WORK ITEM:
The records that follow must be repeated verbatim, every one of them.

****

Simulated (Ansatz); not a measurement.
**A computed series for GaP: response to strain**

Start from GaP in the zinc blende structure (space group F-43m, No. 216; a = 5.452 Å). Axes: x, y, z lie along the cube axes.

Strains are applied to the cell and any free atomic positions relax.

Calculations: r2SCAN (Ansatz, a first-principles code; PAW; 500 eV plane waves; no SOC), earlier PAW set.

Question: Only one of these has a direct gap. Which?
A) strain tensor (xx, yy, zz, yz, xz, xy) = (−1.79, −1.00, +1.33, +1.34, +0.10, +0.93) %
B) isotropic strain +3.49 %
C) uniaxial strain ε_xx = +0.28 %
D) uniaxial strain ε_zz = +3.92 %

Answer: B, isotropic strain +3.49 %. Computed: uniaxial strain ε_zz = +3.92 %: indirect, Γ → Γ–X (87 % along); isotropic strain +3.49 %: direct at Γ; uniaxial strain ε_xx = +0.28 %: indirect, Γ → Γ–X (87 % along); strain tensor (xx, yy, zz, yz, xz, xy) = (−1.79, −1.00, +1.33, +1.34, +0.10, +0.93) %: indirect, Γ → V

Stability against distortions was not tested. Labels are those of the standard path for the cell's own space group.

****

ANSWER BOX:
Simulated (Ansatz); not a measurement.
**A computed series for GaP: response to strain**

Start from GaP in the zinc blende structure (space group F-43m, No. 216; a = 5.452 Å). Axes: x, y, z lie along the cube axes.

Strains are applied to the cell and any free atomic positions relax.

Calculations: r2SCAN (Ansatz, a first-principles code; PAW; 500 eV plane waves; no SOC), earlier PAW set.

Question: Only one of these has a direct gap. Which?
A) strain tensor (xx, yy, zz, yz, xz, xy) = (−1.79, −1.00, +1.33, +1.34, +0.10, +0.93) %
B) isotropic strain +3.49 %
C) uniaxial strain ε_xx = +0.28 %
D) uniaxial strain ε_zz = +3.92 %

Answer: B, isotropic strain +3.49 %. Computed: uniaxial strain ε_zz = +3.92 %: indirect, Γ → Γ–X (87 % along); isotropic strain +3.49 %: direct at Γ; uniaxial strain ε_xx = +0.28 %: indirect, Γ → Γ–X (87 % along); strain tensor (xx, yy, zz, yz, xz, xy) = (−1.79, −1.00, +1.33, +1.34, +0.10, +0.93) %: indirect, Γ → V

Stability against distortions was not tested. Labels are those of the standard path for the cell's own space group.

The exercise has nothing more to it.